● Source data
————————
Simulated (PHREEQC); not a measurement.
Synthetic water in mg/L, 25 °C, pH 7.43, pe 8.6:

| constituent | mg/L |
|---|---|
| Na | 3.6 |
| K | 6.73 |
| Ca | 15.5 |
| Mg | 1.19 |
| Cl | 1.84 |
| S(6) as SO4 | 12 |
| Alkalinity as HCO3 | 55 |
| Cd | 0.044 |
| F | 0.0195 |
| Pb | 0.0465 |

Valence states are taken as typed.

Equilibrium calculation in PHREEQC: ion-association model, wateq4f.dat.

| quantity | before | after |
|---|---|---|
————————

● Action item
Having read the records above, reproduce each one exactly.

● Your response
Simulated (PHREEQC); not a measurement.
Synthetic water in mg/L, 25 °C, pH 7.43, pe 8.6:

| constituent | mg/L |
|---|---|
| Na | 3.6 |
| K | 6.73 |
| Ca | 15.5 |
| Mg | 1.19 |
| Cl | 1.84 |
| S(6) as SO4 | 12 |
| Alkalinity as HCO3 | 55 |
| Cd | 0.044 |
| F | 0.0195 |
| Pb | 0.0465 |

Valence states are taken as typed.

Equilibrium calculation in PHREEQC: ion-association model, wateq4f.dat.

| quantity | before | after |
|---|---|---|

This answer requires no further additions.